Assigned task
Would you copy the material below word for word, beginning with its first line and ending with the line that contains "Answer: gap on"?

⟨

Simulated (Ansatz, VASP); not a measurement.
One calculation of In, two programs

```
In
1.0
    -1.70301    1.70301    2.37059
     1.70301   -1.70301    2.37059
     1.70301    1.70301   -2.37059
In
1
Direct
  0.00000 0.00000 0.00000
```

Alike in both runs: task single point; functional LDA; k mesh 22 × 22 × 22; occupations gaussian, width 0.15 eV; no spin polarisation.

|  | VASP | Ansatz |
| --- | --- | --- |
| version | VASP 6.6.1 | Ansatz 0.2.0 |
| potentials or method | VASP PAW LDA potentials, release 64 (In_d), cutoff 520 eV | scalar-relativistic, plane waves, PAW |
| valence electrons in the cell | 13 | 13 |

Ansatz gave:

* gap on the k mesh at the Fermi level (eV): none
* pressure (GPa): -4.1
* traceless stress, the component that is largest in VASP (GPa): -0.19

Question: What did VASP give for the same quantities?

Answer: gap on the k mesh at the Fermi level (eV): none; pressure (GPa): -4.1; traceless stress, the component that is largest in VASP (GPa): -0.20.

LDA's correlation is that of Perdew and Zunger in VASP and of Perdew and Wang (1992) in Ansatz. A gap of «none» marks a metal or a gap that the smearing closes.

⟩

Response area
Simulated (Ansatz, VASP); not a measurement.
One calculation of In, two programs

```
In
1.0
    -1.70301    1.70301    2.37059
     1.70301   -1.70301    2.37059
     1.70301    1.70301   -2.37059
In
1
Direct
  0.00000 0.00000 0.00000
```

Alike in both runs: task single point; functional LDA; k mesh 22 × 22 × 22; occupations gaussian, width 0.15 eV; no spin polarisation.

|  | VASP | Ansatz |
| --- | --- | --- |
| version | VASP 6.6.1 | Ansatz 0.2.0 |
| potentials or method | VASP PAW LDA potentials, release 64 (In_d), cutoff 520 eV | scalar-relativistic, plane waves, PAW |
| valence electrons in the cell | 13 | 13 |

Ansatz gave:

* gap on the k mesh at the Fermi level (eV): none
* pressure (GPa): -4.1
* traceless stress, the component that is largest in VASP (GPa): -0.19

Question: What did VASP give for the same quantities?

Answer: gap on the k mesh at the Fermi level (eV): none; pressure (GPa): -4.1; traceless stress, the component that is largest in VASP (GPa): -0.20.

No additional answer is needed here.